# [Work item]
What you return should be the lines from the first line of the records below through the line holding "0.3 | +0.06 |", unchanged.

# [Data for review]
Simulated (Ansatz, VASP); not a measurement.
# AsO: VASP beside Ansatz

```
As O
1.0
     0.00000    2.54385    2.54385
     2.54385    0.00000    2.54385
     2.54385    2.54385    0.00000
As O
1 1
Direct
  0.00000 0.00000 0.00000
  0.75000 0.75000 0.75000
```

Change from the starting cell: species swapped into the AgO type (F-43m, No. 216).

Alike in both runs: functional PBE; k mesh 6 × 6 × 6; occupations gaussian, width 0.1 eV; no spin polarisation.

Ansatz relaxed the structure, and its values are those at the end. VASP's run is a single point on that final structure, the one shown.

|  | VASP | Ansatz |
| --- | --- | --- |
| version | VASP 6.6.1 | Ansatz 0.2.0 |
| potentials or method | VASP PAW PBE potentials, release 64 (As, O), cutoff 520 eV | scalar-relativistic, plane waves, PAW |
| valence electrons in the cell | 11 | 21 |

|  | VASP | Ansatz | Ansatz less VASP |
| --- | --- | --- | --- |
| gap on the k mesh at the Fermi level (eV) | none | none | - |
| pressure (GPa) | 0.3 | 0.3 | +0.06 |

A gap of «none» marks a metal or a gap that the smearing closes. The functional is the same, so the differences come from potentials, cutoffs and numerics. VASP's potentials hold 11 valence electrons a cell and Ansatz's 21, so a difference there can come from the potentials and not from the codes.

# [Response box]
Simulated (Ansatz, VASP); not a measurement.
# AsO: VASP beside Ansatz

```
As O
1.0
     0.00000    2.54385    2.54385
     2.54385    0.00000    2.54385
     2.54385    2.54385    0.00000
As O
1 1
Direct
  0.00000 0.00000 0.00000
  0.75000 0.75000 0.75000
```

Change from the starting cell: species swapped into the AgO type (F-43m, No. 216).

Alike in both runs: functional PBE; k mesh 6 × 6 × 6; occupations gaussian, width 0.1 eV; no spin polarisation.

Ansatz relaxed the structure, and its values are those at the end. VASP's run is a single point on that final structure, the one shown.

|  | VASP | Ansatz |
| --- | --- | --- |
| version | VASP 6.6.1 | Ansatz 0.2.0 |
| potentials or method | VASP PAW PBE potentials, release 64 (As, O), cutoff 520 eV | scalar-relativistic, plane waves, PAW |
| valence electrons in the cell | 11 | 21 |

|  | VASP | Ansatz | Ansatz less VASP |
| --- | --- | --- | --- |
| gap on the k mesh at the Fermi level (eV) | none | none | - |
| pressure (GPa) | 0.3 | 0.3 | +0.06 |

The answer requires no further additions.